## Action item
Up to and including the line containing "## Two isomers of C5H5F3O2", set down each line of the entries below exactly, starting from the first, and leave out the rest.

## Extracted data
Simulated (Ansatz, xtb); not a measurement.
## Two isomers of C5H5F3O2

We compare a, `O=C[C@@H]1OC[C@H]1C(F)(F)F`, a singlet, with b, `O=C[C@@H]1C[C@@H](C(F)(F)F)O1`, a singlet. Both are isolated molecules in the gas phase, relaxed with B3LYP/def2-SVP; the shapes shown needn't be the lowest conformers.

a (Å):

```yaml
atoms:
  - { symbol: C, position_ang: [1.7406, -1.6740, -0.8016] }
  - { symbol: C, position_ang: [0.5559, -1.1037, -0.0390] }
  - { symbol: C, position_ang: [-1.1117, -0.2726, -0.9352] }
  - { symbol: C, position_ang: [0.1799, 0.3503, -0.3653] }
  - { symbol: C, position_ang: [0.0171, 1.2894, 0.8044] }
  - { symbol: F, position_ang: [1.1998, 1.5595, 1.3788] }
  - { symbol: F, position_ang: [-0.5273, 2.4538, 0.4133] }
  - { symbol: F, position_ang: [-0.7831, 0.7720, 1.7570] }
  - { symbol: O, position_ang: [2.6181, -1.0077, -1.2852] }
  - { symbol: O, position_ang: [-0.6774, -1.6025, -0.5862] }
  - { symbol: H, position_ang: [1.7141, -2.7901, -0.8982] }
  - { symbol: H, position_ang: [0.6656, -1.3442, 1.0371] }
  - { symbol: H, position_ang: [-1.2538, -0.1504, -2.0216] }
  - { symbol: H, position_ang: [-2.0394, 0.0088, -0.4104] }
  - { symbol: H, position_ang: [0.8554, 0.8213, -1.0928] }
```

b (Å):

## Expected answer
Simulated (Ansatz, xtb); not a measurement.
## Two isomers of C5H5F3O2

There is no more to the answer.